> **Work task**:
Lines from the top of the entries down to the line with "Common to all" must be set down exactly as they stand, with both ends retained.

++++++++++

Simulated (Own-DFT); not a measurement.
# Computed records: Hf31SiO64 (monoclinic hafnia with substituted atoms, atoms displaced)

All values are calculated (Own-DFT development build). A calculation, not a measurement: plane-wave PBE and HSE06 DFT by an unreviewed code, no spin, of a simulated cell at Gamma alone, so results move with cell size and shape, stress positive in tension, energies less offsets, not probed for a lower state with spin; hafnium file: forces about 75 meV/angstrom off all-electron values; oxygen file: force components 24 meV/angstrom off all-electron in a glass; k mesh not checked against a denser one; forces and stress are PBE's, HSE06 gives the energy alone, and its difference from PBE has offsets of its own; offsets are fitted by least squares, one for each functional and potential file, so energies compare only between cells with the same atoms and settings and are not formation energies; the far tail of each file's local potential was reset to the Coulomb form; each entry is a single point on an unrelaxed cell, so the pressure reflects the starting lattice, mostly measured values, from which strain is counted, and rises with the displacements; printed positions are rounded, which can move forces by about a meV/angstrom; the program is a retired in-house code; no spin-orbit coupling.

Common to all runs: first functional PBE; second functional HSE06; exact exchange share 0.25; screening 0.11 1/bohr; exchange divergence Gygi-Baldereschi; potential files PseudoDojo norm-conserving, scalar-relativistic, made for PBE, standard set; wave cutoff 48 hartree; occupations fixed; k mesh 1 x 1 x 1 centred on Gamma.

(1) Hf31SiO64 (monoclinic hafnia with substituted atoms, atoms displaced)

++++++++++

> **Task answer**:
Simulated (Own-DFT); not a measurement.
# Computed records: Hf31SiO64 (monoclinic hafnia with substituted atoms, atoms displaced)

All values are calculated (Own-DFT development build). A calculation, not a measurement: plane-wave PBE and HSE06 DFT by an unreviewed code, no spin, of a simulated cell at Gamma alone, so results move with cell size and shape, stress positive in tension, energies less offsets, not probed for a lower state with spin; hafnium file: forces about 75 meV/angstrom off all-electron values; oxygen file: force components 24 meV/angstrom off all-electron in a glass; k mesh not checked against a denser one; forces and stress are PBE's, HSE06 gives the energy alone, and its difference from PBE has offsets of its own; offsets are fitted by least squares, one for each functional and potential file, so energies compare only between cells with the same atoms and settings and are not formation energies; the far tail of each file's local potential was reset to the Coulomb form; each entry is a single point on an unrelaxed cell, so the pressure reflects the starting lattice, mostly measured values, from which strain is counted, and rises with the displacements; printed positions are rounded, which can move forces by about a meV/angstrom; the program is a retired in-house code; no spin-orbit coupling.

Common to all runs: first functional PBE; second functional HSE06; exact exchange share 0.25; screening 0.11 1/bohr; exchange divergence Gygi-Baldereschi; potential files PseudoDojo norm-conserving, scalar-relativistic, made for PBE, standard set; wave cutoff 48 hartree; occupations fixed; k mesh 1 x 1 x 1 centred on Gamma.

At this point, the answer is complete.